## ASSIGNED TASK
All lines between the start of the listing below and the line containing "This isn't the", inclusive, must be repeated exactly.

—————

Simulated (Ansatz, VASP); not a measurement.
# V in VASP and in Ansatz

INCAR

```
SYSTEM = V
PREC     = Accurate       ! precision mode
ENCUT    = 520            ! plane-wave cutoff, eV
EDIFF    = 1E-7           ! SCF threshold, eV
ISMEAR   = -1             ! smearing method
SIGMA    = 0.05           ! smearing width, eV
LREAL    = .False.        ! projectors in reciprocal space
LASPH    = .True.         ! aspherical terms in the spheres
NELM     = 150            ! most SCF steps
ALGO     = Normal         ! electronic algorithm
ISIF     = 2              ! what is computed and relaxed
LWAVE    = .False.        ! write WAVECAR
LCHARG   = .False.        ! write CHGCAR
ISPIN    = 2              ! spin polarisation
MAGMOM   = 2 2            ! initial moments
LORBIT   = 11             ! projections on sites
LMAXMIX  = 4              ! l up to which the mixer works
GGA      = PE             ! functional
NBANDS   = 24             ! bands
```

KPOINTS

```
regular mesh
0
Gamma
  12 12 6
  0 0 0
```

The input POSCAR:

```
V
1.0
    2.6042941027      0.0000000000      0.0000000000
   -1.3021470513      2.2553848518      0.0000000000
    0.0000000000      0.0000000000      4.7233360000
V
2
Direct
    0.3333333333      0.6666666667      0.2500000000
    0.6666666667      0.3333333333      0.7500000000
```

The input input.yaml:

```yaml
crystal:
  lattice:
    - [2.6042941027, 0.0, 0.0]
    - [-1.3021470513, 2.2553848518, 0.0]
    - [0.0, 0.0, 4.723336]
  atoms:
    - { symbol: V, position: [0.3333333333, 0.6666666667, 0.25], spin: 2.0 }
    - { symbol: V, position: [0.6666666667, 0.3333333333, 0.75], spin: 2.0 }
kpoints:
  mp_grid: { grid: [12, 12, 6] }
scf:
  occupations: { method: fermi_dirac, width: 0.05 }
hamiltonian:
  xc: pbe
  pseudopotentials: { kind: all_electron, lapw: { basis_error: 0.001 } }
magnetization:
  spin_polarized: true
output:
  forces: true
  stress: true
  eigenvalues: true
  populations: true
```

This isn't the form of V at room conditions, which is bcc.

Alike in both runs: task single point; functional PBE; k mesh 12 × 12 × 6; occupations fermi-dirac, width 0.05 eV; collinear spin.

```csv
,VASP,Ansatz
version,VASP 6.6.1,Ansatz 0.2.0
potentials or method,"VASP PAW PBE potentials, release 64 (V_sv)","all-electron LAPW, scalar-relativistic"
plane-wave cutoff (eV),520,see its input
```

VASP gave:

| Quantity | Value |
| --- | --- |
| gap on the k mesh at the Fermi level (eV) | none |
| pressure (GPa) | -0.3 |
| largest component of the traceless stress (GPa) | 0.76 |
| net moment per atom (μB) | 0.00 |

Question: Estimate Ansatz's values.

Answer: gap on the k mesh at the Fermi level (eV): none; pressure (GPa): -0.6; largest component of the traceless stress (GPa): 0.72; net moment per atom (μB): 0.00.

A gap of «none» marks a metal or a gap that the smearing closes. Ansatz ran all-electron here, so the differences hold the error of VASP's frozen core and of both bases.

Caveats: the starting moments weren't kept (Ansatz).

—————

## TASK SOLUTION
Simulated (Ansatz, VASP); not a measurement.
# V in VASP and in Ansatz

INCAR

```
SYSTEM = V
PREC     = Accurate       ! precision mode
ENCUT    = 520            ! plane-wave cutoff, eV
EDIFF    = 1E-7           ! SCF threshold, eV
ISMEAR   = -1             ! smearing method
SIGMA    = 0.05           ! smearing width, eV
LREAL    = .False.        ! projectors in reciprocal space
LASPH    = .True.         ! aspherical terms in the spheres
NELM     = 150            ! most SCF steps
ALGO     = Normal         ! electronic algorithm
ISIF     = 2              ! what is computed and relaxed
LWAVE    = .False.        ! write WAVECAR
LCHARG   = .False.        ! write CHGCAR
ISPIN    = 2              ! spin polarisation
MAGMOM   = 2 2            ! initial moments
LORBIT   = 11             ! projections on sites
LMAXMIX  = 4              ! l up to which the mixer works
GGA      = PE             ! functional
NBANDS   = 24             ! bands
```

KPOINTS

```
regular mesh
0
Gamma
  12 12 6
  0 0 0
```

The input POSCAR:

```
V
1.0
    2.6042941027      0.0000000000      0.0000000000
   -1.3021470513      2.2553848518      0.0000000000
    0.0000000000      0.0000000000      4.7233360000
V
2
Direct
    0.3333333333      0.6666666667      0.2500000000
    0.6666666667      0.3333333333      0.7500000000
```

The input input.yaml:

```yaml
crystal:
  lattice:
    - [2.6042941027, 0.0, 0.0]
    - [-1.3021470513, 2.2553848518, 0.0]
    - [0.0, 0.0, 4.723336]
  atoms:
    - { symbol: V, position: [0.3333333333, 0.6666666667, 0.25], spin: 2.0 }
    - { symbol: V, position: [0.6666666667, 0.3333333333, 0.75], spin: 2.0 }
kpoints:
  mp_grid: { grid: [12, 12, 6] }
scf:
  occupations: { method: fermi_dirac, width: 0.05 }
hamiltonian:
  xc: pbe
  pseudopotentials: { kind: all_electron, lapw: { basis_error: 0.001 } }
magnetization:
  spin_polarized: true
output:
  forces: true
  stress: true
  eigenvalues: true
  populations: true
```

This isn't the form of V at room conditions, which is bcc.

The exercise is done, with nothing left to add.